## Requirement
The material below contains a line with "## (1) Starting point" and a line with "## (2) Reaction". Copy exactly those two lines and all lines between them.

## Recorded data
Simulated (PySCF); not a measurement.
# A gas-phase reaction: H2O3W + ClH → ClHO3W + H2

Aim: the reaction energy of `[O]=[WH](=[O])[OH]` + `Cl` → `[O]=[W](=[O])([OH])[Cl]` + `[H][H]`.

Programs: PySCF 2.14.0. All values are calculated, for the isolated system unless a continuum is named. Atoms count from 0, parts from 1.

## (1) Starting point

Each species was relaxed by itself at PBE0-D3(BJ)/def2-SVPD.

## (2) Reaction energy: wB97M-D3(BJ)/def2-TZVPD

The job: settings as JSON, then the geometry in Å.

## Expected answer
## (1) Starting point

Each species was relaxed by itself at PBE0-D3(BJ)/def2-SVPD.

## (2) Reaction energy: wB97M-D3(BJ)/def2-TZVPD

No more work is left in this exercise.